**Work task:** Make an exact transcription of the data below.

Entries shown Block Start

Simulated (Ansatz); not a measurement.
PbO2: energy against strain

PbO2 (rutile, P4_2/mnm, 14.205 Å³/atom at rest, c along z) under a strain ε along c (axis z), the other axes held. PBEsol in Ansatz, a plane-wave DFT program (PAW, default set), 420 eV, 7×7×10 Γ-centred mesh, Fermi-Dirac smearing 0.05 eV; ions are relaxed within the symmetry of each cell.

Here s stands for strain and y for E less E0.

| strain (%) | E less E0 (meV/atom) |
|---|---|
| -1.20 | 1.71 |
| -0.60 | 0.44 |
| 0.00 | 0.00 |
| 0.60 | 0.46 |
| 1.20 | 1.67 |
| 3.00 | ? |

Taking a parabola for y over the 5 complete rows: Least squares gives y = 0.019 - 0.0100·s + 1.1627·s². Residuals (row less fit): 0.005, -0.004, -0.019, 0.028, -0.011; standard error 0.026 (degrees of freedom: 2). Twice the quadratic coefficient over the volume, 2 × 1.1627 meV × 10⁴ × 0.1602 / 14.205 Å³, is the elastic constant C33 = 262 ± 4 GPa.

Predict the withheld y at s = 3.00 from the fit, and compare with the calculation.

Entries shown Block End

**Task output:**
Simulated (Ansatz); not a measurement.
PbO2: energy against strain

PbO2 (rutile, P4_2/mnm, 14.205 Å³/atom at rest, c along z) under a strain ε along c (axis z), the other axes held. PBEsol in Ansatz, a plane-wave DFT program (PAW, default set), 420 eV, 7×7×10 Γ-centred mesh, Fermi-Dirac smearing 0.05 eV; ions are relaxed within the symmetry of each cell.

Here s stands for strain and y for E less E0.

| strain (%) | E less E0 (meV/atom) |
|---|---|
| -1.20 | 1.71 |
| -0.60 | 0.44 |
| 0.00 | 0.00 |
| 0.60 | 0.46 |
| 1.20 | 1.67 |
| 3.00 | ? |

Taking a parabola for y over the 5 complete rows: Least squares gives y = 0.019 - 0.0100·s + 1.1627·s². Residuals (row less fit): 0.005, -0.004, -0.019, 0.028, -0.011; standard error 0.026 (degrees of freedom: 2). Twice the quadratic coefficient over the volume, 2 × 1.1627 meV × 10⁴ × 0.1602 / 14.205 Å³, is the elastic constant C33 = 262 ± 4 GPa.

Predict the withheld y at s = 3.00 from the fit, and compare with the calculation.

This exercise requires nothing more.